→ Assignment
Repeat exactly the lines of the entries below from the one with "### Step 2." through the one with "A collinear run", both ends included, and nothing else.

→ Data for analysis
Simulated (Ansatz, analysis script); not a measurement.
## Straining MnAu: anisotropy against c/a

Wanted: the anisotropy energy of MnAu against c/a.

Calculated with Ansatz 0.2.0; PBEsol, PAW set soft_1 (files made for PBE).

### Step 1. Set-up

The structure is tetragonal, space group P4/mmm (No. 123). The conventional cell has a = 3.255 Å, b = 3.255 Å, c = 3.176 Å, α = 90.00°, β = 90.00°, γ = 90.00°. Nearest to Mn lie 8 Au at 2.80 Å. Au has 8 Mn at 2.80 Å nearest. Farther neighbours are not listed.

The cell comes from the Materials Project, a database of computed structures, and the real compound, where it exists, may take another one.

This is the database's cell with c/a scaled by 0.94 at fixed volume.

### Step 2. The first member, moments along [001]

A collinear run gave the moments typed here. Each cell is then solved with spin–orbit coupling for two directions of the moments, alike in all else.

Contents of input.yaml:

→ Response box
### Step 2. The first member, moments along [001]

A collinear run gave the moments typed here. Each cell is then solved with spin–orbit coupling for two directions of the moments, alike in all else.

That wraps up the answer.